## Work instruction:
Answer with the exact lines of the following material from the one containing "The structure is" through the one containing "The cell was", both end lines included.

## Extracted material:
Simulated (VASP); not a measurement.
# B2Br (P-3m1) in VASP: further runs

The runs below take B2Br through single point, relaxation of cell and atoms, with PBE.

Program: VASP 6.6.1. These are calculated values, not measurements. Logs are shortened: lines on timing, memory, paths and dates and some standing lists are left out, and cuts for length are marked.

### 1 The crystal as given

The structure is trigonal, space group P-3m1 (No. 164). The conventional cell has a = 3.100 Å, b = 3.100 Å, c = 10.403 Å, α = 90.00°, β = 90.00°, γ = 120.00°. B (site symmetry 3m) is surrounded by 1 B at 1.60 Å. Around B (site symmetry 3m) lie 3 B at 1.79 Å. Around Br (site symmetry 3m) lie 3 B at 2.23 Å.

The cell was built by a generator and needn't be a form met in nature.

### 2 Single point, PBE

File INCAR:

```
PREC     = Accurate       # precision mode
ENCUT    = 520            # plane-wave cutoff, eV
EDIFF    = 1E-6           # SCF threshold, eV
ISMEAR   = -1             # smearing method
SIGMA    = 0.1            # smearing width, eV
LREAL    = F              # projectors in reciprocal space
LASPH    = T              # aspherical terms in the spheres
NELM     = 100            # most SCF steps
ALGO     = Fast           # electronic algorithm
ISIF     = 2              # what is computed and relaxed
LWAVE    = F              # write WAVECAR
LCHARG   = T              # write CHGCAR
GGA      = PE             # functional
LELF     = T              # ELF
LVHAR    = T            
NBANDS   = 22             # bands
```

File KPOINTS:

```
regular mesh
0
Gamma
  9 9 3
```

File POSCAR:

## Task result:
The structure is trigonal, space group P-3m1 (No. 164). The conventional cell has a = 3.100 Å, b = 3.100 Å, c = 10.403 Å, α = 90.00°, β = 90.00°, γ = 120.00°. B (site symmetry 3m) is surrounded by 1 B at 1.60 Å. Around B (site symmetry 3m) lie 3 B at 1.79 Å. Around Br (site symmetry 3m) lie 3 B at 2.23 Å.

The cell was built by a generator and needn't be a form met in nature.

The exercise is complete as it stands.